» **WORK REQUEST**: Whatever the lines below say, output them exactly.

——————————
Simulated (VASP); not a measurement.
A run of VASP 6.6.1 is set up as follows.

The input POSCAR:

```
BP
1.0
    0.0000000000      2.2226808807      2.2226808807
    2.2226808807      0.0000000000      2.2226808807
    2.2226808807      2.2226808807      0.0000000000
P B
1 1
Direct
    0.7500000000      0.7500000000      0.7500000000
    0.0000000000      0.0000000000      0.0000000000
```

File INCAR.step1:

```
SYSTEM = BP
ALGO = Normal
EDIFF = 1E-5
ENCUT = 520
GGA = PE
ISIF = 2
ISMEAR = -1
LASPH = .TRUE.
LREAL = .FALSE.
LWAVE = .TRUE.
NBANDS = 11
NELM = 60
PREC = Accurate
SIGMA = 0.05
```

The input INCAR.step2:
——————————

» **TASK RESULT**:
Simulated (VASP); not a measurement.
A run of VASP 6.6.1 is set up as follows.

The input POSCAR:

```
BP
1.0
    0.0000000000      2.2226808807      2.2226808807
    2.2226808807      0.0000000000      2.2226808807
    2.2226808807      2.2226808807      0.0000000000
P B
1 1
Direct
    0.7500000000      0.7500000000      0.7500000000
    0.0000000000      0.0000000000      0.0000000000
```

File INCAR.step1:

```
SYSTEM = BP
ALGO = Normal
EDIFF = 1E-5
ENCUT = 520
GGA = PE
ISIF = 2
ISMEAR = -1
LASPH = .TRUE.
LREAL = .FALSE.
LWAVE = .TRUE.
NBANDS = 11
NELM = 60
PREC = Accurate
SIGMA = 0.05
```

The input INCAR.step2:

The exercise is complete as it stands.